> **Given data**
• • • •
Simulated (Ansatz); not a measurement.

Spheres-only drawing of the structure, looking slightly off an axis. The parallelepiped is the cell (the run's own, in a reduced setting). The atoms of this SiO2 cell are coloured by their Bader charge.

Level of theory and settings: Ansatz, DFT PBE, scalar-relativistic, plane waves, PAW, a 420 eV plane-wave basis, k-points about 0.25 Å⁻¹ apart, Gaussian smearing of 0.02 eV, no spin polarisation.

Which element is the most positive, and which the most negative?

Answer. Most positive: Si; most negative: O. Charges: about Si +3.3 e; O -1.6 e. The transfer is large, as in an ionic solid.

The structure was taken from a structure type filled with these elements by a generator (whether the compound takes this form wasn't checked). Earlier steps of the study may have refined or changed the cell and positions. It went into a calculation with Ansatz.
• • • •

> **Activity**
In the entries above, find the line with "Spheres-only drawing of" and the line with "Answer. Most positive: Si;", then restate word for word both of them and every line between, with nothing more.

> **Problem solution**
Spheres-only drawing of the structure, looking slightly off an axis. The parallelepiped is the cell (the run's own, in a reduced setting). The atoms of this SiO2 cell are coloured by their Bader charge.

Level of theory and settings: Ansatz, DFT PBE, scalar-relativistic, plane waves, PAW, a 420 eV plane-wave basis, k-points about 0.25 Å⁻¹ apart, Gaussian smearing of 0.02 eV, no spin polarisation.

Which element is the most positive, and which the most negative?

Answer. Most positive: Si; most negative: O. Charges: about Si +3.3 e; O -1.6 e. The transfer is large, as in an ionic solid.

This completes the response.